WORK ORDER. Give the entries again, precisely as they were written.

DATA UNDER STUDY.
-- Opening Marker --

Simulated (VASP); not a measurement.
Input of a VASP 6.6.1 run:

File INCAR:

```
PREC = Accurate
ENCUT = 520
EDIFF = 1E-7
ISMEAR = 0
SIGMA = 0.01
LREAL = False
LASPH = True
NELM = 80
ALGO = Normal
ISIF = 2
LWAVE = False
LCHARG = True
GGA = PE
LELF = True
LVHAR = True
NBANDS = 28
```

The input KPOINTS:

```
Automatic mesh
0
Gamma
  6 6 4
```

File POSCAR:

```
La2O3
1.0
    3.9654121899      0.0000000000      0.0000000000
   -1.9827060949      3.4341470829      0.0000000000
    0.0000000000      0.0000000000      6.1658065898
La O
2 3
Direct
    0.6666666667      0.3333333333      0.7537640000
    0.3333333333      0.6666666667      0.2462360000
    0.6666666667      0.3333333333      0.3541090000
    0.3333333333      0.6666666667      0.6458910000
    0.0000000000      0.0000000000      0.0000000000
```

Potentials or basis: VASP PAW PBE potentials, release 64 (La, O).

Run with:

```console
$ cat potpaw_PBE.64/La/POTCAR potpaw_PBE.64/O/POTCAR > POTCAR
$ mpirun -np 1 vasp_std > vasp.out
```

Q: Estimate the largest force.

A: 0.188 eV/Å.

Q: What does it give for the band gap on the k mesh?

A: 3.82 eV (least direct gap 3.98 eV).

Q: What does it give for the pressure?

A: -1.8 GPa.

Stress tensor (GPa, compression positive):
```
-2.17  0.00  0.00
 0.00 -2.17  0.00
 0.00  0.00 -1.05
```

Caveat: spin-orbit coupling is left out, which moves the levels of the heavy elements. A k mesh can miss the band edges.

-- Closing Marker --

RESPONSE.
Simulated (VASP); not a measurement.
Input of a VASP 6.6.1 run:

File INCAR:

```
PREC = Accurate
ENCUT = 520
EDIFF = 1E-7
ISMEAR = 0
SIGMA = 0.01
LREAL = False
LASPH = True
NELM = 80
ALGO = Normal
ISIF = 2
LWAVE = False
LCHARG = True
GGA = PE
LELF = True
LVHAR = True
NBANDS = 28
```

The input KPOINTS:

```
Automatic mesh
0
Gamma
  6 6 4
```

File POSCAR:

```
La2O3
1.0
    3.9654121899      0.0000000000      0.0000000000
   -1.9827060949      3.4341470829      0.0000000000
    0.0000000000      0.0000000000      6.1658065898
La O
2 3
Direct
    0.6666666667      0.3333333333      0.7537640000
    0.3333333333      0.6666666667      0.2462360000
    0.6666666667      0.3333333333      0.3541090000
    0.3333333333      0.6666666667      0.6458910000
    0.0000000000      0.0000000000      0.0000000000
```

Potentials or basis: VASP PAW PBE potentials, release 64 (La, O).

Run with:

```console
$ cat potpaw_PBE.64/La/POTCAR potpaw_PBE.64/O/POTCAR > POTCAR
$ mpirun -np 1 vasp_std > vasp.out
```

Q: Estimate the largest force.

A: 0.188 eV/Å.

Q: What does it give for the band gap on the k mesh?

A: 3.82 eV (least direct gap 3.98 eV).

Q: What does it give for the pressure?

A: -1.8 GPa.

Stress tensor (GPa, compression positive):
```
-2.17  0.00  0.00
 0.00 -2.17  0.00
 0.00  0.00 -1.05
```

Caveat: spin-orbit coupling is left out, which moves the levels of the heavy elements. A k mesh can miss the band edges.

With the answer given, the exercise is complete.